> Extracted data
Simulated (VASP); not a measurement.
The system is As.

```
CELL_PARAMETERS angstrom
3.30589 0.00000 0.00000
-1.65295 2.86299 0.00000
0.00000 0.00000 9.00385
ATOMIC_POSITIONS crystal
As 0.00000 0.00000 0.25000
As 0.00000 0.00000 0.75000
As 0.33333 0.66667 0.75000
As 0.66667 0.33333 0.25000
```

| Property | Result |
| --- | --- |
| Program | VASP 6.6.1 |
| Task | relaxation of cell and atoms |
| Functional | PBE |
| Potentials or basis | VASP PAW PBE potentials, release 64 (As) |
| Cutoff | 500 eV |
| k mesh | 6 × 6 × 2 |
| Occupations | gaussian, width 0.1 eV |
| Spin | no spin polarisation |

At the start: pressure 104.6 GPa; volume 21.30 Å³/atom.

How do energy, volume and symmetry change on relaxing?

> Task item
Your task is to reproduce the whole listing exactly.

> Your response
Simulated (VASP); not a measurement.
The system is As.

```
CELL_PARAMETERS angstrom
3.30589 0.00000 0.00000
-1.65295 2.86299 0.00000
0.00000 0.00000 9.00385
ATOMIC_POSITIONS crystal
As 0.00000 0.00000 0.25000
As 0.00000 0.00000 0.75000
As 0.33333 0.66667 0.75000
As 0.66667 0.33333 0.25000
```

| Property | Result |
| --- | --- |
| Program | VASP 6.6.1 |
| Task | relaxation of cell and atoms |
| Functional | PBE |
| Potentials or basis | VASP PAW PBE potentials, release 64 (As) |
| Cutoff | 500 eV |
| k mesh | 6 × 6 × 2 |
| Occupations | gaussian, width 0.1 eV |
| Spin | no spin polarisation |

At the start: pressure 104.6 GPa; volume 21.30 Å³/atom.

How do energy, volume and symmetry change on relaxing?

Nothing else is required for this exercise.